TASK ITEM: Please reproduce exactly the lines from the start of the records through the one containing "Computed, not measured;", and nothing more.

RECORDS SUPPLIED:
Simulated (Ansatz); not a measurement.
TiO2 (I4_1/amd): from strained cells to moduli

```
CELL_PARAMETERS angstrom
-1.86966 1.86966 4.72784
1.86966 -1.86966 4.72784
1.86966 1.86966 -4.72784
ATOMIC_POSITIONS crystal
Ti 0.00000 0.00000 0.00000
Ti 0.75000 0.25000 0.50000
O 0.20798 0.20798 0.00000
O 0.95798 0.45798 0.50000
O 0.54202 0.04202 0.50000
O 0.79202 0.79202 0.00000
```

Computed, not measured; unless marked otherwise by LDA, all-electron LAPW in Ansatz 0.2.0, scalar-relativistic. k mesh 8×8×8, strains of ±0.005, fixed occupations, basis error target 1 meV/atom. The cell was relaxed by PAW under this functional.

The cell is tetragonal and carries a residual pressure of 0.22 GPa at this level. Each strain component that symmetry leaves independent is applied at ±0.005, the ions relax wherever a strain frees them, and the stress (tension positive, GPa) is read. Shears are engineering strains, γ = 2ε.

PROBLEM SOLUTION:
Simulated (Ansatz); not a measurement.
TiO2 (I4_1/amd): from strained cells to moduli

```
CELL_PARAMETERS angstrom
-1.86966 1.86966 4.72784
1.86966 -1.86966 4.72784
1.86966 1.86966 -4.72784
ATOMIC_POSITIONS crystal
Ti 0.00000 0.00000 0.00000
Ti 0.75000 0.25000 0.50000
O 0.20798 0.20798 0.00000
O 0.95798 0.45798 0.50000
O 0.54202 0.04202 0.50000
O 0.79202 0.79202 0.00000
```

Computed, not measured; unless marked otherwise by LDA, all-electron LAPW in Ansatz 0.2.0, scalar-relativistic. k mesh 8×8×8, strains of ±0.005, fixed occupations, basis error target 1 meV/atom. The cell was relaxed by PAW under this functional.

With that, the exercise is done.